*ASSIGNMENT*.
Type out all the data below, word for word.

*SUPPLIED MATERIAL*.
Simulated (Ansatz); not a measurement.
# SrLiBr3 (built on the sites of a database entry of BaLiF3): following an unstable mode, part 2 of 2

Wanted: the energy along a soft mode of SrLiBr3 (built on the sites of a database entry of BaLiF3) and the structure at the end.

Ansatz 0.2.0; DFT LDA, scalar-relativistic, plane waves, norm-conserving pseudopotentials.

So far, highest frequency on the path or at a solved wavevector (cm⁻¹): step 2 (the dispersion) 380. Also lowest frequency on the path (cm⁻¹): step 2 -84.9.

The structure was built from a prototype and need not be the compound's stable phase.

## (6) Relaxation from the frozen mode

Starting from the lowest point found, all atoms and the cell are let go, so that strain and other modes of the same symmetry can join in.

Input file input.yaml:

*RESPONSE AREA*.
Simulated (Ansatz); not a measurement.
# SrLiBr3 (built on the sites of a database entry of BaLiF3): following an unstable mode, part 2 of 2

Wanted: the energy along a soft mode of SrLiBr3 (built on the sites of a database entry of BaLiF3) and the structure at the end.

Ansatz 0.2.0; DFT LDA, scalar-relativistic, plane waves, norm-conserving pseudopotentials.

So far, highest frequency on the path or at a solved wavevector (cm⁻¹): step 2 (the dispersion) 380. Also lowest frequency on the path (cm⁻¹): step 2 -84.9.

The structure was built from a prototype and need not be the compound's stable phase.

## (6) Relaxation from the frozen mode

Starting from the lowest point found, all atoms and the cell are let go, so that strain and other modes of the same symmetry can join in.

Input file input.yaml:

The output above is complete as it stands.